━━ EXTRACTED INFORMATION ━━
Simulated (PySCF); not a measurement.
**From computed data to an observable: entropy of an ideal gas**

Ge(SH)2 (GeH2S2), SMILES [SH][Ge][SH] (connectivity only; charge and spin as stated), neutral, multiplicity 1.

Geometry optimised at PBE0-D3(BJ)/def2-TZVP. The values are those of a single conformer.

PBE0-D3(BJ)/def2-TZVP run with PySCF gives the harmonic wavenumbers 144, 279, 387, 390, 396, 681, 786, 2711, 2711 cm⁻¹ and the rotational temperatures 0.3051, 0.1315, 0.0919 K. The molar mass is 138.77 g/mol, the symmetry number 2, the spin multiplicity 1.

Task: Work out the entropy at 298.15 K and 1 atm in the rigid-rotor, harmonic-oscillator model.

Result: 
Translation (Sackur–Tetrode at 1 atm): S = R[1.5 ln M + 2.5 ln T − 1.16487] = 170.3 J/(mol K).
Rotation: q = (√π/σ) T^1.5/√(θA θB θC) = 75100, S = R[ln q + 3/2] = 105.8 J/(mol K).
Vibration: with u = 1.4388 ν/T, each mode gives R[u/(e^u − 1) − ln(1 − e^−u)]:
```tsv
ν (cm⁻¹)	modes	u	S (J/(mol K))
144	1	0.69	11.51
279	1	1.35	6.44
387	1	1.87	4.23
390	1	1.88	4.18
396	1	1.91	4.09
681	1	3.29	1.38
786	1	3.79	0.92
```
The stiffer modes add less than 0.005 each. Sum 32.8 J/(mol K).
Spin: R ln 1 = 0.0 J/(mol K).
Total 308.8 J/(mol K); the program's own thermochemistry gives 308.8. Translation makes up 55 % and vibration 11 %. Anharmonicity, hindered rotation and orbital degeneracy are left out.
━━━

ACTION ITEM: The line with "Spin: R ln 1 = 0.0 J/(mol K)." marks the end; reproduce exactly every line from the start of the entries up to it, that line included.

EXERCISE SOLUTION:
Simulated (PySCF); not a measurement.
**From computed data to an observable: entropy of an ideal gas**

Ge(SH)2 (GeH2S2), SMILES [SH][Ge][SH] (connectivity only; charge and spin as stated), neutral, multiplicity 1.

Geometry optimised at PBE0-D3(BJ)/def2-TZVP. The values are those of a single conformer.

PBE0-D3(BJ)/def2-TZVP run with PySCF gives the harmonic wavenumbers 144, 279, 387, 390, 396, 681, 786, 2711, 2711 cm⁻¹ and the rotational temperatures 0.3051, 0.1315, 0.0919 K. The molar mass is 138.77 g/mol, the symmetry number 2, the spin multiplicity 1.

Task: Work out the entropy at 298.15 K and 1 atm in the rigid-rotor, harmonic-oscillator model.

Result: 
Translation (Sackur–Tetrode at 1 atm): S = R[1.5 ln M + 2.5 ln T − 1.16487] = 170.3 J/(mol K).
Rotation: q = (√π/σ) T^1.5/√(θA θB θC) = 75100, S = R[ln q + 3/2] = 105.8 J/(mol K).
Vibration: with u = 1.4388 ν/T, each mode gives R[u/(e^u − 1) − ln(1 − e^−u)]:
```tsv
ν (cm⁻¹)	modes	u	S (J/(mol K))
144	1	0.69	11.51
279	1	1.35	6.44
387	1	1.87	4.23
390	1	1.88	4.18
396	1	1.91	4.09
681	1	3.29	1.38
786	1	3.79	0.92
```
The stiffer modes add less than 0.005 each. Sum 32.8 J/(mol K).
Spin: R ln 1 = 0.0 J/(mol K).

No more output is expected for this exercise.